DATA FOR REVIEW: Begin

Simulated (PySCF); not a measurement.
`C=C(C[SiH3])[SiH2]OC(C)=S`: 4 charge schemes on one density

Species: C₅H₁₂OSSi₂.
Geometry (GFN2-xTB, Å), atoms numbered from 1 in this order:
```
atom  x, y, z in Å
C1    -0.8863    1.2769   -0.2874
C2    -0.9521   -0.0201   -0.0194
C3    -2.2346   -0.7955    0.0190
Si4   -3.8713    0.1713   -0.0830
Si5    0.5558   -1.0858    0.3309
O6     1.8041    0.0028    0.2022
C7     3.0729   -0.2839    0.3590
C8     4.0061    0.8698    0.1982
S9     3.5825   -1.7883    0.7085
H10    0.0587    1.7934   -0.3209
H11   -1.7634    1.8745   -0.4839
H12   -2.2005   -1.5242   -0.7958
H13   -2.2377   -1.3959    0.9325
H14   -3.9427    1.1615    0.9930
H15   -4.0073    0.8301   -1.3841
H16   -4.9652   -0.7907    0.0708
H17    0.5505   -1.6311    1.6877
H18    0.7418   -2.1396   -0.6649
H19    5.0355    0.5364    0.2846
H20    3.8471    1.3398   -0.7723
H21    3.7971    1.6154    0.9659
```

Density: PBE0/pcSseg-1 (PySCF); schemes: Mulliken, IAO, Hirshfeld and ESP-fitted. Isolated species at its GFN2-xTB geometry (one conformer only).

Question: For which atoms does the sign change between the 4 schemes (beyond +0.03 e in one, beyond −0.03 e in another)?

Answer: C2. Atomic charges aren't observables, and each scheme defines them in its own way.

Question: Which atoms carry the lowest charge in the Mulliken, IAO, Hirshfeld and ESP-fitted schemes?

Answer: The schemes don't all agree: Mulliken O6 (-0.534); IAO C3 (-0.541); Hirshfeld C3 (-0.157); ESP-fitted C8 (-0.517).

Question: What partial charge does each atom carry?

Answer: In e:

DATA FOR REVIEW: End

▸ **ASSIGNED TASK**
From the opening line of the data above, please print each line as written up to and including the line that contains "Question: What partial", and nothing more.

▸ **TASK ANSWER**
Simulated (PySCF); not a measurement.
`C=C(C[SiH3])[SiH2]OC(C)=S`: 4 charge schemes on one density

Species: C₅H₁₂OSSi₂.
Geometry (GFN2-xTB, Å), atoms numbered from 1 in this order:
```
atom  x, y, z in Å
C1    -0.8863    1.2769   -0.2874
C2    -0.9521   -0.0201   -0.0194
C3    -2.2346   -0.7955    0.0190
Si4   -3.8713    0.1713   -0.0830
Si5    0.5558   -1.0858    0.3309
O6     1.8041    0.0028    0.2022
C7     3.0729   -0.2839    0.3590
C8     4.0061    0.8698    0.1982
S9     3.5825   -1.7883    0.7085
H10    0.0587    1.7934   -0.3209
H11   -1.7634    1.8745   -0.4839
H12   -2.2005   -1.5242   -0.7958
H13   -2.2377   -1.3959    0.9325
H14   -3.9427    1.1615    0.9930
H15   -4.0073    0.8301   -1.3841
H16   -4.9652   -0.7907    0.0708
H17    0.5505   -1.6311    1.6877
H18    0.7418   -2.1396   -0.6649
H19    5.0355    0.5364    0.2846
H20    3.8471    1.3398   -0.7723
H21    3.7971    1.6154    0.9659
```

Density: PBE0/pcSseg-1 (PySCF); schemes: Mulliken, IAO, Hirshfeld and ESP-fitted. Isolated species at its GFN2-xTB geometry (one conformer only).

Question: For which atoms does the sign change between the 4 schemes (beyond +0.03 e in one, beyond −0.03 e in another)?

Answer: C2. Atomic charges aren't observables, and each scheme defines them in its own way.

Question: Which atoms carry the lowest charge in the Mulliken, IAO, Hirshfeld and ESP-fitted schemes?

Answer: The schemes don't all agree: Mulliken O6 (-0.534); IAO C3 (-0.541); Hirshfeld C3 (-0.157); ESP-fitted C8 (-0.517).

Question: What partial charge does each atom carry?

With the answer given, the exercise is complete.